Two lines in the listing below mark the span: one contains "Cantera simulation using" and one contains "Task: What does". Reproduce both of them and everything between, exactly.

......

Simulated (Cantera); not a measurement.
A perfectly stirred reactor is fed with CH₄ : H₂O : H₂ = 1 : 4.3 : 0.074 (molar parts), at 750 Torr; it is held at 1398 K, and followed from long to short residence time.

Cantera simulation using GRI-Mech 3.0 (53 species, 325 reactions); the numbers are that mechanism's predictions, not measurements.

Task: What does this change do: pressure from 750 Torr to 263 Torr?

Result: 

......

* _ANSWER SECTION_
Cantera simulation using GRI-Mech 3.0 (53 species, 325 reactions); the numbers are that mechanism's predictions, not measurements.

Task: What does this change do: pressure from 750 Torr to 263 Torr?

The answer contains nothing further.